═════ RECORDED INFORMATION ═════
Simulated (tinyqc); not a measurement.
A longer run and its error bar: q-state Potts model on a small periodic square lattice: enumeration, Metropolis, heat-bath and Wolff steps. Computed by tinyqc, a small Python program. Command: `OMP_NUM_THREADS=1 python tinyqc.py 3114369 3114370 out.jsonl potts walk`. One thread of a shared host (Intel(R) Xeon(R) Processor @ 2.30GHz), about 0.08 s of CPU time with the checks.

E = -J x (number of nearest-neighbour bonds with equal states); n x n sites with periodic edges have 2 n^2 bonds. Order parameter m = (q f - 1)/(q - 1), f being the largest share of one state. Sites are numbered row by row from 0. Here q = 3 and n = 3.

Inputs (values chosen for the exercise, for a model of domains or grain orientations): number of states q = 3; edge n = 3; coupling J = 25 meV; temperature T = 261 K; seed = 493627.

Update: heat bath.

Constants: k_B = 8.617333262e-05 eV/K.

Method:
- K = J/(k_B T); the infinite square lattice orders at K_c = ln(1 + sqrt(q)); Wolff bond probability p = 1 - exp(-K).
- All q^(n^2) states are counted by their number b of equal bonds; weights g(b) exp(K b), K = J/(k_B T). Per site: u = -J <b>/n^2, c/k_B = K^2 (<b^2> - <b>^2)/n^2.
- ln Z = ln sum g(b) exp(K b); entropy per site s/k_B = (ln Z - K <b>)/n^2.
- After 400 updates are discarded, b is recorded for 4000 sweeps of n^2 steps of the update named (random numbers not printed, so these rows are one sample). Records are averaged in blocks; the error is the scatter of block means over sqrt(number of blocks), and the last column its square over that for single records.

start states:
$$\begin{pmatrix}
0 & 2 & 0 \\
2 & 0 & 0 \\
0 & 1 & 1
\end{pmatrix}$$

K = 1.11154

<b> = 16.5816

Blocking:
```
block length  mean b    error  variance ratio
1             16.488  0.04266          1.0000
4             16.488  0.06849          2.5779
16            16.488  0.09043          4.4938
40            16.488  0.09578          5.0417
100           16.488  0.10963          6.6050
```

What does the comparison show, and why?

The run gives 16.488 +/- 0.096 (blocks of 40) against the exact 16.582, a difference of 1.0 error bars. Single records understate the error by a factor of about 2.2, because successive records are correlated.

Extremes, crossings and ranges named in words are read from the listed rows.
═════

> [WORK REQUEST]: Output the listing above word for word, from the opening line through the line that contains "The run gives", and leave out everything after it.

> [EXPECTED ANSWER]:
Simulated (tinyqc); not a measurement.
A longer run and its error bar: q-state Potts model on a small periodic square lattice: enumeration, Metropolis, heat-bath and Wolff steps. Computed by tinyqc, a small Python program. Command: `OMP_NUM_THREADS=1 python tinyqc.py 3114369 3114370 out.jsonl potts walk`. One thread of a shared host (Intel(R) Xeon(R) Processor @ 2.30GHz), about 0.08 s of CPU time with the checks.

E = -J x (number of nearest-neighbour bonds with equal states); n x n sites with periodic edges have 2 n^2 bonds. Order parameter m = (q f - 1)/(q - 1), f being the largest share of one state. Sites are numbered row by row from 0. Here q = 3 and n = 3.

Inputs (values chosen for the exercise, for a model of domains or grain orientations): number of states q = 3; edge n = 3; coupling J = 25 meV; temperature T = 261 K; seed = 493627.

Update: heat bath.

Constants: k_B = 8.617333262e-05 eV/K.

Method:
- K = J/(k_B T); the infinite square lattice orders at K_c = ln(1 + sqrt(q)); Wolff bond probability p = 1 - exp(-K).
- All q^(n^2) states are counted by their number b of equal bonds; weights g(b) exp(K b), K = J/(k_B T). Per site: u = -J <b>/n^2, c/k_B = K^2 (<b^2> - <b>^2)/n^2.
- ln Z = ln sum g(b) exp(K b); entropy per site s/k_B = (ln Z - K <b>)/n^2.
- After 400 updates are discarded, b is recorded for 4000 sweeps of n^2 steps of the update named (random numbers not printed, so these rows are one sample). Records are averaged in blocks; the error is the scatter of block means over sqrt(number of blocks), and the last column its square over that for single records.

start states:
$$\begin{pmatrix}
0 & 2 & 0 \\
2 & 0 & 0 \\
0 & 1 & 1
\end{pmatrix}$$

K = 1.11154

<b> = 16.5816

Blocking:
```
block length  mean b    error  variance ratio
1             16.488  0.04266          1.0000
4             16.488  0.06849          2.5779
16            16.488  0.09043          4.4938
40            16.488  0.09578          5.0417
100           16.488  0.10963          6.6050
```

What does the comparison show, and why?

The run gives 16.488 +/- 0.096 (blocks of 40) against the exact 16.582, a difference of 1.0 error bars. Single records understate the error by a factor of about 2.2, because successive records are correlated.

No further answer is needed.